• _WORK ITEM_:
Copy out, unchanged, every line from the start of the records to the line that contains "PBE0 | PBE |", and stop there.

• _SUPPLIED DATA_:
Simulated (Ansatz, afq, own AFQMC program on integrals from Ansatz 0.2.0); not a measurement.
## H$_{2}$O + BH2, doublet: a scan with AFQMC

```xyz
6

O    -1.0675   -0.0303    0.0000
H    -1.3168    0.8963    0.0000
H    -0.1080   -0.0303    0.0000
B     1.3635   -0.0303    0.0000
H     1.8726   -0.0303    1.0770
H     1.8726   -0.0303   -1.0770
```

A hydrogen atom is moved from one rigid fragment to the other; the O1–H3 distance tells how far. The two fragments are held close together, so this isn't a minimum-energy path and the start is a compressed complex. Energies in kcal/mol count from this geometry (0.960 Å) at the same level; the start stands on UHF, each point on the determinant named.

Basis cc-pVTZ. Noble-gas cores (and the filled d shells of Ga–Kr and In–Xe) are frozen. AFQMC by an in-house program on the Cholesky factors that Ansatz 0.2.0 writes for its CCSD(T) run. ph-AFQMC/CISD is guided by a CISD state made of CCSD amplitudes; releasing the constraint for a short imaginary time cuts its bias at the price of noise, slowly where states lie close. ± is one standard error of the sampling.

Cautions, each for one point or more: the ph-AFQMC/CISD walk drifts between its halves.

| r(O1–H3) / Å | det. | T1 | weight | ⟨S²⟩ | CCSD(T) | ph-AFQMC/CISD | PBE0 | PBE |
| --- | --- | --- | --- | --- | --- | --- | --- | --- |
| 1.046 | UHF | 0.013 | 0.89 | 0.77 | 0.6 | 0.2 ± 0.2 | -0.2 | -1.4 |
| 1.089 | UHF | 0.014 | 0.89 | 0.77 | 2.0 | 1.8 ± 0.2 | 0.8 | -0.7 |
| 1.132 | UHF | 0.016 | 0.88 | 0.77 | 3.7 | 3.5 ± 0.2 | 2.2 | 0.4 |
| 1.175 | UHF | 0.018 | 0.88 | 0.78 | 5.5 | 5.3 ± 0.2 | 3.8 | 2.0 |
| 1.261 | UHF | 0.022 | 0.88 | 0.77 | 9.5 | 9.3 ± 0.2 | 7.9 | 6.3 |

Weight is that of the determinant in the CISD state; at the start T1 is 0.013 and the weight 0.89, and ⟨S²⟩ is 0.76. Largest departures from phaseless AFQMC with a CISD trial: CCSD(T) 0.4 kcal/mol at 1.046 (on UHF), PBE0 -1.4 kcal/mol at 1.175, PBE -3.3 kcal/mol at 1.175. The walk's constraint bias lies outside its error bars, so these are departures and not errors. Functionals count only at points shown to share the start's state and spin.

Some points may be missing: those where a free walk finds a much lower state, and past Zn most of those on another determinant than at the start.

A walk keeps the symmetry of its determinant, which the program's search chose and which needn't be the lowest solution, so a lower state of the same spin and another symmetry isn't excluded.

• _RESPONSE BOX_:
Simulated (Ansatz, afq, own AFQMC program on integrals from Ansatz 0.2.0); not a measurement.
## H$_{2}$O + BH2, doublet: a scan with AFQMC

```xyz
6

O    -1.0675   -0.0303    0.0000
H    -1.3168    0.8963    0.0000
H    -0.1080   -0.0303    0.0000
B     1.3635   -0.0303    0.0000
H     1.8726   -0.0303    1.0770
H     1.8726   -0.0303   -1.0770
```

A hydrogen atom is moved from one rigid fragment to the other; the O1–H3 distance tells how far. The two fragments are held close together, so this isn't a minimum-energy path and the start is a compressed complex. Energies in kcal/mol count from this geometry (0.960 Å) at the same level; the start stands on UHF, each point on the determinant named.

Basis cc-pVTZ. Noble-gas cores (and the filled d shells of Ga–Kr and In–Xe) are frozen. AFQMC by an in-house program on the Cholesky factors that Ansatz 0.2.0 writes for its CCSD(T) run. ph-AFQMC/CISD is guided by a CISD state made of CCSD amplitudes; releasing the constraint for a short imaginary time cuts its bias at the price of noise, slowly where states lie close. ± is one standard error of the sampling.

Cautions, each for one point or more: the ph-AFQMC/CISD walk drifts between its halves.

| r(O1–H3) / Å | det. | T1 | weight | ⟨S²⟩ | CCSD(T) | ph-AFQMC/CISD | PBE0 | PBE |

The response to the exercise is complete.